Beneath this task are records; print exactly the stretch of them from the line with "Cl2(g) + B2O3(g)" through the line with "-51.1 | 1.27 |", both ends included.

━━ Data listing
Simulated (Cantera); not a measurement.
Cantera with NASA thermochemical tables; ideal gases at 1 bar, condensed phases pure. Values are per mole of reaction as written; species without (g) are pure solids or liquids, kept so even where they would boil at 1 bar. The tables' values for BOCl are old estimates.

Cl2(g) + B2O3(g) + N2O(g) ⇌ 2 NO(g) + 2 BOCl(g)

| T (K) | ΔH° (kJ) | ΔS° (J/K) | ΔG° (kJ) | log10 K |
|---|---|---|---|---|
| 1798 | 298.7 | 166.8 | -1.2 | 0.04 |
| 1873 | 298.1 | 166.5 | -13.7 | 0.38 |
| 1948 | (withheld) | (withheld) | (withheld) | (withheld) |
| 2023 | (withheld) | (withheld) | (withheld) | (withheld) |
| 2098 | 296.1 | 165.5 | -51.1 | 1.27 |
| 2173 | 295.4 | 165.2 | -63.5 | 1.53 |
━━━━

Worked solution:
Cl2(g) + B2O3(g) + N2O(g) ⇌ 2 NO(g) + 2 BOCl(g)

| T (K) | ΔH° (kJ) | ΔS° (J/K) | ΔG° (kJ) | log10 K |
|---|---|---|---|---|
| 1798 | 298.7 | 166.8 | -1.2 | 0.04 |
| 1873 | 298.1 | 166.5 | -13.7 | 0.38 |
| 1948 | (withheld) | (withheld) | (withheld) | (withheld) |
| 2023 | (withheld) | (withheld) | (withheld) | (withheld) |
| 2098 | 296.1 | 165.5 | -51.1 | 1.27 |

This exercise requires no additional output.